§ Material supplied

*** Begin section ***

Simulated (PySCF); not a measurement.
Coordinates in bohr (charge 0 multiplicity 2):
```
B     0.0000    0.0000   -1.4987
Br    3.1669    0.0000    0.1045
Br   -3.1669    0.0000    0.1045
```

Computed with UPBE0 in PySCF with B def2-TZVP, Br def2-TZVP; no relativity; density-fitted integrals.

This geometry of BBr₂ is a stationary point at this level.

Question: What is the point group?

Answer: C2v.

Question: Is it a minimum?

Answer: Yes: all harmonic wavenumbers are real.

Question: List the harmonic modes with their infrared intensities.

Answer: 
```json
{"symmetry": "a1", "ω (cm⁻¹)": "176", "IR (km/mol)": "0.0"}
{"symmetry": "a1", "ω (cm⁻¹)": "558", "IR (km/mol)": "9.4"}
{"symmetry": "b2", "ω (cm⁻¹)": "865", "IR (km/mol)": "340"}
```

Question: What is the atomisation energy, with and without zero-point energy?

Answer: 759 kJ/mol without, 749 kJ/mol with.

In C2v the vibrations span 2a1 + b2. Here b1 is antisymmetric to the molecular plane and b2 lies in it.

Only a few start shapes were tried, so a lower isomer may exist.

*** End section ***

§ Activity
Restate verbatim all lines from the start of the data through the line containing "In C2v the vibrations", with both ends kept.

§ Response
Simulated (PySCF); not a measurement.
Coordinates in bohr (charge 0 multiplicity 2):
```
B     0.0000    0.0000   -1.4987
Br    3.1669    0.0000    0.1045
Br   -3.1669    0.0000    0.1045
```

Computed with UPBE0 in PySCF with B def2-TZVP, Br def2-TZVP; no relativity; density-fitted integrals.

This geometry of BBr₂ is a stationary point at this level.

Question: What is the point group?

Answer: C2v.

Question: Is it a minimum?

Answer: Yes: all harmonic wavenumbers are real.

Question: List the harmonic modes with their infrared intensities.

Answer: 
```json
{"symmetry": "a1", "ω (cm⁻¹)": "176", "IR (km/mol)": "0.0"}
{"symmetry": "a1", "ω (cm⁻¹)": "558", "IR (km/mol)": "9.4"}
{"symmetry": "b2", "ω (cm⁻¹)": "865", "IR (km/mol)": "340"}
```

Question: What is the atomisation energy, with and without zero-point energy?

Answer: 759 kJ/mol without, 749 kJ/mol with.

In C2v the vibrations span 2a1 + b2. Here b1 is antisymmetric to the molecular plane and b2 lies in it.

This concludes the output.